# Assignment
For this exercise, please reproduce the records below word for word, from the first line through the line with "As drawn, II".

# Data under study

>>

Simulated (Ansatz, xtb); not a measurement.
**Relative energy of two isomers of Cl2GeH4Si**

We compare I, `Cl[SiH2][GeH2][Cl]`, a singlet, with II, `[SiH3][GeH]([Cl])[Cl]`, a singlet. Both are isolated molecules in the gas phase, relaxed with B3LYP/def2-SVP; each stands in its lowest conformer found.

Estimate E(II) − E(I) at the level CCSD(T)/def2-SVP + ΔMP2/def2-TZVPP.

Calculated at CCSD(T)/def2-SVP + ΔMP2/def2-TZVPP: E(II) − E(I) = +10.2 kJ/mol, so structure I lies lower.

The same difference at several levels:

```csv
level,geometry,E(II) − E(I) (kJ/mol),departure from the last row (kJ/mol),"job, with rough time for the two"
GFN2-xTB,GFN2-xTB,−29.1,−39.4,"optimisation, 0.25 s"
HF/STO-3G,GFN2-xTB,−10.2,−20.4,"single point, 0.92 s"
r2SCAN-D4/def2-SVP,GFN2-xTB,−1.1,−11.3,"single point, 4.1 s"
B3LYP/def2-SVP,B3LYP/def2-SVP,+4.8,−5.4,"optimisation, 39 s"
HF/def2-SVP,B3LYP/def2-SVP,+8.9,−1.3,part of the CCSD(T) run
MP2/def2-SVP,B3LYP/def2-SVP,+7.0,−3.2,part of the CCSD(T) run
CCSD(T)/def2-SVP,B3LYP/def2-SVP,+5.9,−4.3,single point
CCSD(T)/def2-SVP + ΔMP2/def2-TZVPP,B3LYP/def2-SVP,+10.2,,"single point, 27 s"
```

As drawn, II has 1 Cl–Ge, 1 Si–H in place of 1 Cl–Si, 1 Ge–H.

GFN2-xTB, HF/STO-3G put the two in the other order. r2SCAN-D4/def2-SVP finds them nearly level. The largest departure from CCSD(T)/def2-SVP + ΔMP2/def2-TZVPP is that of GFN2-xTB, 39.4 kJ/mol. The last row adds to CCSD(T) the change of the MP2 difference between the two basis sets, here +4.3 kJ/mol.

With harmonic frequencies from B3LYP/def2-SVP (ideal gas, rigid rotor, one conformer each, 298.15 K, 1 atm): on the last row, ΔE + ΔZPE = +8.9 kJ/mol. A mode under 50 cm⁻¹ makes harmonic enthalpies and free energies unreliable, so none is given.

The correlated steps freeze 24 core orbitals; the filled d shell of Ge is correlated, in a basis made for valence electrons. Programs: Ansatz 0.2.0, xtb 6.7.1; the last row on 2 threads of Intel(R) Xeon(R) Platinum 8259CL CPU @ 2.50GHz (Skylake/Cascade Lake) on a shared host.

<<

# Solution
Simulated (Ansatz, xtb); not a measurement.
**Relative energy of two isomers of Cl2GeH4Si**

We compare I, `Cl[SiH2][GeH2][Cl]`, a singlet, with II, `[SiH3][GeH]([Cl])[Cl]`, a singlet. Both are isolated molecules in the gas phase, relaxed with B3LYP/def2-SVP; each stands in its lowest conformer found.

Estimate E(II) − E(I) at the level CCSD(T)/def2-SVP + ΔMP2/def2-TZVPP.

Calculated at CCSD(T)/def2-SVP + ΔMP2/def2-TZVPP: E(II) − E(I) = +10.2 kJ/mol, so structure I lies lower.

The same difference at several levels:

```csv
level,geometry,E(II) − E(I) (kJ/mol),departure from the last row (kJ/mol),"job, with rough time for the two"
GFN2-xTB,GFN2-xTB,−29.1,−39.4,"optimisation, 0.25 s"
HF/STO-3G,GFN2-xTB,−10.2,−20.4,"single point, 0.92 s"
r2SCAN-D4/def2-SVP,GFN2-xTB,−1.1,−11.3,"single point, 4.1 s"
B3LYP/def2-SVP,B3LYP/def2-SVP,+4.8,−5.4,"optimisation, 39 s"
HF/def2-SVP,B3LYP/def2-SVP,+8.9,−1.3,part of the CCSD(T) run
MP2/def2-SVP,B3LYP/def2-SVP,+7.0,−3.2,part of the CCSD(T) run
CCSD(T)/def2-SVP,B3LYP/def2-SVP,+5.9,−4.3,single point
CCSD(T)/def2-SVP + ΔMP2/def2-TZVPP,B3LYP/def2-SVP,+10.2,,"single point, 27 s"
```

As drawn, II has 1 Cl–Ge, 1 Si–H in place of 1 Cl–Si, 1 Ge–H.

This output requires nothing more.